------------------------
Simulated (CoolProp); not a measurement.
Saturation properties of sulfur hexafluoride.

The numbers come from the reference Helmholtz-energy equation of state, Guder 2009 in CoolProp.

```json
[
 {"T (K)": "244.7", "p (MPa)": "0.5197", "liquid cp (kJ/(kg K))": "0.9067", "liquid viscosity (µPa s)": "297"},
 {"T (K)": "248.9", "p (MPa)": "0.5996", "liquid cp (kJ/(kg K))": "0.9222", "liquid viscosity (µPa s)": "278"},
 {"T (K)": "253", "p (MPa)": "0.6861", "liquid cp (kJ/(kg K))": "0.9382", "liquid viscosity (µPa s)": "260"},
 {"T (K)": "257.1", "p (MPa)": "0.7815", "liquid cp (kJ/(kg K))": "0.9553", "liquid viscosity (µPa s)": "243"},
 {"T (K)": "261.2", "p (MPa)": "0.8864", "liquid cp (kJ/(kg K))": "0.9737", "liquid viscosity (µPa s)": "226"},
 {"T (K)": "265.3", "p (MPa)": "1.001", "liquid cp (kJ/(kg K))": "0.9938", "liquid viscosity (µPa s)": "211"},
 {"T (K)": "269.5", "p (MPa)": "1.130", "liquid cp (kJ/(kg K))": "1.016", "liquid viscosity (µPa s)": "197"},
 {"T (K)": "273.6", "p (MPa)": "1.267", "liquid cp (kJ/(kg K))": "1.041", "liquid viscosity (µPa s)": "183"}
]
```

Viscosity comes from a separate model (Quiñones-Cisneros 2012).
------------------------

WORK ITEM: Restate the records in full, keeping every word as it is.

ANSWER BOX:
Simulated (CoolProp); not a measurement.
Saturation properties of sulfur hexafluoride.

The numbers come from the reference Helmholtz-energy equation of state, Guder 2009 in CoolProp.

```json
[
 {"T (K)": "244.7", "p (MPa)": "0.5197", "liquid cp (kJ/(kg K))": "0.9067", "liquid viscosity (µPa s)": "297"},
 {"T (K)": "248.9", "p (MPa)": "0.5996", "liquid cp (kJ/(kg K))": "0.9222", "liquid viscosity (µPa s)": "278"},
 {"T (K)": "253", "p (MPa)": "0.6861", "liquid cp (kJ/(kg K))": "0.9382", "liquid viscosity (µPa s)": "260"},
 {"T (K)": "257.1", "p (MPa)": "0.7815", "liquid cp (kJ/(kg K))": "0.9553", "liquid viscosity (µPa s)": "243"},
 {"T (K)": "261.2", "p (MPa)": "0.8864", "liquid cp (kJ/(kg K))": "0.9737", "liquid viscosity (µPa s)": "226"},
 {"T (K)": "265.3", "p (MPa)": "1.001", "liquid cp (kJ/(kg K))": "0.9938", "liquid viscosity (µPa s)": "211"},
 {"T (K)": "269.5", "p (MPa)": "1.130", "liquid cp (kJ/(kg K))": "1.016", "liquid viscosity (µPa s)": "197"},
 {"T (K)": "273.6", "p (MPa)": "1.267", "liquid cp (kJ/(kg K))": "1.041", "liquid viscosity (µPa s)": "183"}
]
```

Viscosity comes from a separate model (Quiñones-Cisneros 2012).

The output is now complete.